REQUIREMENT> Transcribe the lines from the start of the data below through the line with "Functional | PBE |", word for word and nothing more.

DATASET>
== Segment start ==

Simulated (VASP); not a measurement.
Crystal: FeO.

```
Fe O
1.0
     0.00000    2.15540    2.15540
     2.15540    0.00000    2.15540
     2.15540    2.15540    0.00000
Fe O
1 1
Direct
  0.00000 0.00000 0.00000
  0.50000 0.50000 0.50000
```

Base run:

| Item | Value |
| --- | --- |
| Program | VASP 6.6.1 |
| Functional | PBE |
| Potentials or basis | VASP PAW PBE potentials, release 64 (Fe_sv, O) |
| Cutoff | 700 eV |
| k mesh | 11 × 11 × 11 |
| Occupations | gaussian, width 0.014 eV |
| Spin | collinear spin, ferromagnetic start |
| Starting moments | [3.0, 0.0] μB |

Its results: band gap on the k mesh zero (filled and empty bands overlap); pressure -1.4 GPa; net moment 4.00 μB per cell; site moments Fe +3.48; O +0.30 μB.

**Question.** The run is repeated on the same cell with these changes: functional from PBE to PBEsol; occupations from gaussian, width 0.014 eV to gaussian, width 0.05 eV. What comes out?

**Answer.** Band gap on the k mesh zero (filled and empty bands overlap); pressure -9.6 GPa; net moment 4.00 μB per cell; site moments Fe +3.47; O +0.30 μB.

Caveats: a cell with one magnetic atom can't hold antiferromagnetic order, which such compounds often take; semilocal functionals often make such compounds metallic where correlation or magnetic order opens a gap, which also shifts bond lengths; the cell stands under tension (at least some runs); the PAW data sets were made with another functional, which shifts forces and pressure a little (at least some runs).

== Segment end ==

EXERCISE RESPONSE>
Simulated (VASP); not a measurement.
Crystal: FeO.

```
Fe O
1.0
     0.00000    2.15540    2.15540
     2.15540    0.00000    2.15540
     2.15540    2.15540    0.00000
Fe O
1 1
Direct
  0.00000 0.00000 0.00000
  0.50000 0.50000 0.50000
```

Base run:

| Item | Value |
| --- | --- |
| Program | VASP 6.6.1 |
| Functional | PBE |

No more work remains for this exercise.